* _ACTIVITY_
Given the records below, would you repeat exactly the lines that begin at the one containing "Method: unrestricted cation, the" and end at the one containing "## 2. Cation, UKS PBE-D4/def2-TZVPP", inclusive?

* _RECORDED INFORMATION_
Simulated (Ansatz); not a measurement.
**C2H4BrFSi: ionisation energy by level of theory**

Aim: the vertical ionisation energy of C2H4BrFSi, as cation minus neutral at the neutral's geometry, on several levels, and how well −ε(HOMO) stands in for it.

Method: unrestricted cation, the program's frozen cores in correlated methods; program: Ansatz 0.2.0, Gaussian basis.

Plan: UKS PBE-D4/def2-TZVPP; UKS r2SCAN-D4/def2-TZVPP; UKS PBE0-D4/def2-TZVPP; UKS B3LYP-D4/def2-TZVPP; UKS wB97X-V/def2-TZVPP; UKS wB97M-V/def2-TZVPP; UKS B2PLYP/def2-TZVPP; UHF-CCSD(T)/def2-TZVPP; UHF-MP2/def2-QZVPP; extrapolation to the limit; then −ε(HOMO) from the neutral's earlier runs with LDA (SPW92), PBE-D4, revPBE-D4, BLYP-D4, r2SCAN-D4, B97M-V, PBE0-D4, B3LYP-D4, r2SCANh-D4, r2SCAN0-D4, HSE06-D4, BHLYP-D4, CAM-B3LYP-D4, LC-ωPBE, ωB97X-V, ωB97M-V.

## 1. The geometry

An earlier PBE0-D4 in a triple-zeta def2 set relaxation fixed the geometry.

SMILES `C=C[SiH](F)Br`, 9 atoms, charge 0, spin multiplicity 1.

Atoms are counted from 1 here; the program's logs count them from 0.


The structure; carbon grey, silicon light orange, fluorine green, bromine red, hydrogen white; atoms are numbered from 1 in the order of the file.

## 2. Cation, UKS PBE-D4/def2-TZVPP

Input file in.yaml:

* _WRITTEN RESPONSE_
Method: unrestricted cation, the program's frozen cores in correlated methods; program: Ansatz 0.2.0, Gaussian basis.

Plan: UKS PBE-D4/def2-TZVPP; UKS r2SCAN-D4/def2-TZVPP; UKS PBE0-D4/def2-TZVPP; UKS B3LYP-D4/def2-TZVPP; UKS wB97X-V/def2-TZVPP; UKS wB97M-V/def2-TZVPP; UKS B2PLYP/def2-TZVPP; UHF-CCSD(T)/def2-TZVPP; UHF-MP2/def2-QZVPP; extrapolation to the limit; then −ε(HOMO) from the neutral's earlier runs with LDA (SPW92), PBE-D4, revPBE-D4, BLYP-D4, r2SCAN-D4, B97M-V, PBE0-D4, B3LYP-D4, r2SCANh-D4, r2SCAN0-D4, HSE06-D4, BHLYP-D4, CAM-B3LYP-D4, LC-ωPBE, ωB97X-V, ωB97M-V.

## 1. The geometry

An earlier PBE0-D4 in a triple-zeta def2 set relaxation fixed the geometry.

SMILES `C=C[SiH](F)Br`, 9 atoms, charge 0, spin multiplicity 1.

Atoms are counted from 1 here; the program's logs count them from 0.


The structure; carbon grey, silicon light orange, fluorine green, bromine red, hydrogen white; atoms are numbered from 1 in the order of the file.

## 2. Cation, UKS PBE-D4/def2-TZVPP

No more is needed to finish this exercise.